◆ WORK REQUEST
Starting with the first line of the data that follows, transcribe every line verbatim until the line containing "These are results" has been transcribed.

────────────────
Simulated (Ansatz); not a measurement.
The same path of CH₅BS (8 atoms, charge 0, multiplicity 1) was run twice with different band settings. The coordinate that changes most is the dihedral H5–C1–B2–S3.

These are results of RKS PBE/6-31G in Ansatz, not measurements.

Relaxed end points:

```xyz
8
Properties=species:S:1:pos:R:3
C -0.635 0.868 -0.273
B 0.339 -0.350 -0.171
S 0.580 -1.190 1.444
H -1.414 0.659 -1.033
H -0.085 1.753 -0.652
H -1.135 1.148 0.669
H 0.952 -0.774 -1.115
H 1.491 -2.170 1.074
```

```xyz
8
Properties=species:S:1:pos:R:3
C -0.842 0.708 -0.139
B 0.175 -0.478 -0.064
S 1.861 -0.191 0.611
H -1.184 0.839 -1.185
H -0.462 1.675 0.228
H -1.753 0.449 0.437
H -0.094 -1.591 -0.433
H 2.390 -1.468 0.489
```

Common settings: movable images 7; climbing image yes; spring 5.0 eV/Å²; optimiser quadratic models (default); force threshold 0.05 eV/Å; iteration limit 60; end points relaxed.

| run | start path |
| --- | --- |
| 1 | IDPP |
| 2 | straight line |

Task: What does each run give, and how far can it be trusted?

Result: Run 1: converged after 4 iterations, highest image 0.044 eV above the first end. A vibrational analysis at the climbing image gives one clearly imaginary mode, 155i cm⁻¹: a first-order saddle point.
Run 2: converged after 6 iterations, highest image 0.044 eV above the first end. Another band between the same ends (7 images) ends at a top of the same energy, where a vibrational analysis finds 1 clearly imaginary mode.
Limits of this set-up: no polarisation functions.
────────────────

◆ ANSWER SECTION
Simulated (Ansatz); not a measurement.
The same path of CH₅BS (8 atoms, charge 0, multiplicity 1) was run twice with different band settings. The coordinate that changes most is the dihedral H5–C1–B2–S3.

These are results of RKS PBE/6-31G in Ansatz, not measurements.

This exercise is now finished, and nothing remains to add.